PROVIDED RECORDS:
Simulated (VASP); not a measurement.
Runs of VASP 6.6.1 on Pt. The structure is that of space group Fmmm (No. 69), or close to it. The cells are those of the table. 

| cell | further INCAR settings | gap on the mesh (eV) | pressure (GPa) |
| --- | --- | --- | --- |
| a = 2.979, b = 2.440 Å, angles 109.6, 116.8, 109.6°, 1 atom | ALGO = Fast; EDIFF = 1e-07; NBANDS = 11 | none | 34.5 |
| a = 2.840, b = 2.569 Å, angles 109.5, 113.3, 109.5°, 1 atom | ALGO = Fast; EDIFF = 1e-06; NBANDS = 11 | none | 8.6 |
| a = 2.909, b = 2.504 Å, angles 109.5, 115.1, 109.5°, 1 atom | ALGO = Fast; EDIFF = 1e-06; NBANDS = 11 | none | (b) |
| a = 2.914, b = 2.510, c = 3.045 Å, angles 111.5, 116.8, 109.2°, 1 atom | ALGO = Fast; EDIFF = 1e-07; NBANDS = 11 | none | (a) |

WORK ORDER: Restate the data above in full, word for word.

WRITTEN ANSWER:
Simulated (VASP); not a measurement.
Runs of VASP 6.6.1 on Pt. The structure is that of space group Fmmm (No. 69), or close to it. The cells are those of the table. 

| cell | further INCAR settings | gap on the mesh (eV) | pressure (GPa) |
| --- | --- | --- | --- |
| a = 2.979, b = 2.440 Å, angles 109.6, 116.8, 109.6°, 1 atom | ALGO = Fast; EDIFF = 1e-07; NBANDS = 11 | none | 34.5 |
| a = 2.840, b = 2.569 Å, angles 109.5, 113.3, 109.5°, 1 atom | ALGO = Fast; EDIFF = 1e-06; NBANDS = 11 | none | 8.6 |
| a = 2.909, b = 2.504 Å, angles 109.5, 115.1, 109.5°, 1 atom | ALGO = Fast; EDIFF = 1e-06; NBANDS = 11 | none | (b) |
| a = 2.914, b = 2.510, c = 3.045 Å, angles 111.5, 116.8, 109.2°, 1 atom | ALGO = Fast; EDIFF = 1e-07; NBANDS = 11 | none | (a) |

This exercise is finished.